__Supplied data__.
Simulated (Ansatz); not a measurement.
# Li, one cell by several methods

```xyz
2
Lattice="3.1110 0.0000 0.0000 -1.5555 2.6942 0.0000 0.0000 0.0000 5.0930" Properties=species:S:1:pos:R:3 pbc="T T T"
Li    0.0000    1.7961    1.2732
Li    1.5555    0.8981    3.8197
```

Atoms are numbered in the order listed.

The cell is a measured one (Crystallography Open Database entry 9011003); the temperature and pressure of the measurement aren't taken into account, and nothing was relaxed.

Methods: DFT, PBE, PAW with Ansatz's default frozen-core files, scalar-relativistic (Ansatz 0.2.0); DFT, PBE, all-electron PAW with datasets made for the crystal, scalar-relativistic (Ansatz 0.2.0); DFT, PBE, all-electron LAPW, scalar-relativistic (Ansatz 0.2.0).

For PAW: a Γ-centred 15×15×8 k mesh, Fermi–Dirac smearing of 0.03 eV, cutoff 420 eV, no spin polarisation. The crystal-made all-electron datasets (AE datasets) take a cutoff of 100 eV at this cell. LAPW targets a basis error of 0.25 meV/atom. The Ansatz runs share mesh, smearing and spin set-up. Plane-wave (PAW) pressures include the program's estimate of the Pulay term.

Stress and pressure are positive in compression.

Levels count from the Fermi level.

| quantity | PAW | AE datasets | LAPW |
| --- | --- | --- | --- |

__Work task__. Both the first line of the records above and the line containing "Atoms are numbered in the order listed." are to be transcribed exactly, together with every line between them, and nothing else.

__Response__.
Simulated (Ansatz); not a measurement.
# Li, one cell by several methods

```xyz
2
Lattice="3.1110 0.0000 0.0000 -1.5555 2.6942 0.0000 0.0000 0.0000 5.0930" Properties=species:S:1:pos:R:3 pbc="T T T"
Li    0.0000    1.7961    1.2732
Li    1.5555    0.8981    3.8197
```

Atoms are numbered in the order listed.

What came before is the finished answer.